········
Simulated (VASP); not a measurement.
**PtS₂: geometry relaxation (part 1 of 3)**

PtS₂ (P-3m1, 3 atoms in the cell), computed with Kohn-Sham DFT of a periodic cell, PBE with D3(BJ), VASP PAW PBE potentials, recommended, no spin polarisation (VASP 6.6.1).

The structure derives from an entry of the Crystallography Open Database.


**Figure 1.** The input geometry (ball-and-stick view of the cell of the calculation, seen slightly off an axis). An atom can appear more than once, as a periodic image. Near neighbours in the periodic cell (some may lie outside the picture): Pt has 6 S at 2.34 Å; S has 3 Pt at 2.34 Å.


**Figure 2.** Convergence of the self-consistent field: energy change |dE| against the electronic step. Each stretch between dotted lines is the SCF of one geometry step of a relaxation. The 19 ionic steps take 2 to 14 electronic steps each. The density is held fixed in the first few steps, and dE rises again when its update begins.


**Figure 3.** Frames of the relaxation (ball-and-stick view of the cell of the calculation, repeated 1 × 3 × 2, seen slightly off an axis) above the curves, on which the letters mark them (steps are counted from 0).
········

__Exercise__
All of the data above should be duplicated exactly.

__Your solution__
Simulated (VASP); not a measurement.
**PtS₂: geometry relaxation (part 1 of 3)**

PtS₂ (P-3m1, 3 atoms in the cell), computed with Kohn-Sham DFT of a periodic cell, PBE with D3(BJ), VASP PAW PBE potentials, recommended, no spin polarisation (VASP 6.6.1).

The structure derives from an entry of the Crystallography Open Database.


**Figure 1.** The input geometry (ball-and-stick view of the cell of the calculation, seen slightly off an axis). An atom can appear more than once, as a periodic image. Near neighbours in the periodic cell (some may lie outside the picture): Pt has 6 S at 2.34 Å; S has 3 Pt at 2.34 Å.


**Figure 2.** Convergence of the self-consistent field: energy change |dE| against the electronic step. Each stretch between dotted lines is the SCF of one geometry step of a relaxation. The 19 ionic steps take 2 to 14 electronic steps each. The density is held fixed in the first few steps, and dE rises again when its update begins.


**Figure 3.** Frames of the relaxation (ball-and-stick view of the cell of the calculation, repeated 1 × 3 × 2, seen slightly off an axis) above the curves, on which the letters mark them (steps are counted from 0).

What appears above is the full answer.